- **REQUIRED ACTION**
Down to the final line, print each entry exactly.

- **DATA PROVIDED**
◆ ◆ ◆ ◆ ◆
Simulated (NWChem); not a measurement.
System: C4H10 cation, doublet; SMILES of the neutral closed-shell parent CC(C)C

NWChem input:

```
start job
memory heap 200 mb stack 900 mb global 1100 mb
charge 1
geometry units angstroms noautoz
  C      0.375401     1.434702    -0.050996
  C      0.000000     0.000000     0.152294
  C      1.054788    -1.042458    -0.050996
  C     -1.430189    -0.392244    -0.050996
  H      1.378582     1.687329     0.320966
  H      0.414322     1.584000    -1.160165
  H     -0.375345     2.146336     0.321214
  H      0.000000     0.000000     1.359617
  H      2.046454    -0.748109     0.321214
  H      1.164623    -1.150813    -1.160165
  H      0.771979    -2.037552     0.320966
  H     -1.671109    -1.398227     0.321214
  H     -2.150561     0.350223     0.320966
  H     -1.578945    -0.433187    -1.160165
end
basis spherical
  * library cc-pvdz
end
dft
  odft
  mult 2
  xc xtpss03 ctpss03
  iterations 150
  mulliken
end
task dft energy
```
◆ ◆ ◆ ◆ ◆

- **TASK RESPONSE**
Simulated (NWChem); not a measurement.
System: C4H10 cation, doublet; SMILES of the neutral closed-shell parent CC(C)C

NWChem input:

```
start job
memory heap 200 mb stack 900 mb global 1100 mb
charge 1
geometry units angstroms noautoz
  C      0.375401     1.434702    -0.050996
  C      0.000000     0.000000     0.152294
  C      1.054788    -1.042458    -0.050996
  C     -1.430189    -0.392244    -0.050996
  H      1.378582     1.687329     0.320966
  H      0.414322     1.584000    -1.160165
  H     -0.375345     2.146336     0.321214
  H      0.000000     0.000000     1.359617
  H      2.046454    -0.748109     0.321214
  H      1.164623    -1.150813    -1.160165
  H      0.771979    -2.037552     0.320966
  H     -1.671109    -1.398227     0.321214
  H     -2.150561     0.350223     0.320966
  H     -1.578945    -0.433187    -1.160165
end
basis spherical
  * library cc-pvdz
end
dft
  odft
  mult 2
  xc xtpss03 ctpss03
  iterations 150
  mulliken
end
task dft energy
```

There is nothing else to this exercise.